Work item: From the first line to the last, print the listing exactly.

Record extracts:
··········

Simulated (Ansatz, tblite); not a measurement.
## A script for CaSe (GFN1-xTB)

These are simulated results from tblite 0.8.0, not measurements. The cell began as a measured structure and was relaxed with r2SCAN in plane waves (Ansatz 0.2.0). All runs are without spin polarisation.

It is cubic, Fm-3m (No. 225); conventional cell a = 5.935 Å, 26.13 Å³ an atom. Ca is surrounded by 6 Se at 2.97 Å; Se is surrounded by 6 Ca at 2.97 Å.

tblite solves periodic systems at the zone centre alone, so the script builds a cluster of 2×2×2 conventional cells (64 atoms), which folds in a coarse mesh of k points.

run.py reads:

··········

Response area:
Simulated (Ansatz, tblite); not a measurement.
## A script for CaSe (GFN1-xTB)

These are simulated results from tblite 0.8.0, not measurements. The cell began as a measured structure and was relaxed with r2SCAN in plane waves (Ansatz 0.2.0). All runs are without spin polarisation.

It is cubic, Fm-3m (No. 225); conventional cell a = 5.935 Å, 26.13 Å³ an atom. Ca is surrounded by 6 Se at 2.97 Å; Se is surrounded by 6 Ca at 2.97 Å.

tblite solves periodic systems at the zone centre alone, so the script builds a cluster of 2×2×2 conventional cells (64 atoms), which folds in a coarse mesh of k points.

run.py reads:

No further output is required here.